EXERCISE: The response must contain all of the entries, each one repeated exactly.

INFORMATION:
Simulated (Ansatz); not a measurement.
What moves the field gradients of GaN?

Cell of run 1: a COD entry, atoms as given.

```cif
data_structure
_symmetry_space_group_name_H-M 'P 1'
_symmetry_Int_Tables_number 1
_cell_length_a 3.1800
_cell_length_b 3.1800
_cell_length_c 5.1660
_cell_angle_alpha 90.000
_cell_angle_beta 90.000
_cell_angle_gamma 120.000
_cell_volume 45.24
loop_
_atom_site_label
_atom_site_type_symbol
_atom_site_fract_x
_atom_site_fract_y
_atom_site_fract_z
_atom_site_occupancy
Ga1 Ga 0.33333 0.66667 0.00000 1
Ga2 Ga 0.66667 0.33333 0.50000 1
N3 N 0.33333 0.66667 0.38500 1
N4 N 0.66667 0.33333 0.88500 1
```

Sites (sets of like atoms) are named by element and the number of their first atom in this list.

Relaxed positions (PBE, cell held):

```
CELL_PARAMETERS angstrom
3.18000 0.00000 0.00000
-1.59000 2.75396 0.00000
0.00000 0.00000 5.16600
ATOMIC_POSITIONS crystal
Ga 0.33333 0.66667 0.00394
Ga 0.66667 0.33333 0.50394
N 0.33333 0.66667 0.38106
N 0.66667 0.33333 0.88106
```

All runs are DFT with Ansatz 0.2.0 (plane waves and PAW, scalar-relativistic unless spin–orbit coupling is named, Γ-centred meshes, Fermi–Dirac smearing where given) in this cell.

TASK ANSWER:
Simulated (Ansatz); not a measurement.
What moves the field gradients of GaN?

Cell of run 1: a COD entry, atoms as given.

```cif
data_structure
_symmetry_space_group_name_H-M 'P 1'
_symmetry_Int_Tables_number 1
_cell_length_a 3.1800
_cell_length_b 3.1800
_cell_length_c 5.1660
_cell_angle_alpha 90.000
_cell_angle_beta 90.000
_cell_angle_gamma 120.000
_cell_volume 45.24
loop_
_atom_site_label
_atom_site_type_symbol
_atom_site_fract_x
_atom_site_fract_y
_atom_site_fract_z
_atom_site_occupancy
Ga1 Ga 0.33333 0.66667 0.00000 1
Ga2 Ga 0.66667 0.33333 0.50000 1
N3 N 0.33333 0.66667 0.38500 1
N4 N 0.66667 0.33333 0.88500 1
```

Sites (sets of like atoms) are named by element and the number of their first atom in this list.

Relaxed positions (PBE, cell held):

```
CELL_PARAMETERS angstrom
3.18000 0.00000 0.00000
-1.59000 2.75396 0.00000
0.00000 0.00000 5.16600
ATOMIC_POSITIONS crystal
Ga 0.33333 0.66667 0.00394
Ga 0.66667 0.33333 0.50394
N 0.33333 0.66667 0.38106
N 0.66667 0.33333 0.88106
```

All runs are DFT with Ansatz 0.2.0 (plane waves and PAW, scalar-relativistic unless spin–orbit coupling is named, Γ-centred meshes, Fermi–Dirac smearing where given) in this cell.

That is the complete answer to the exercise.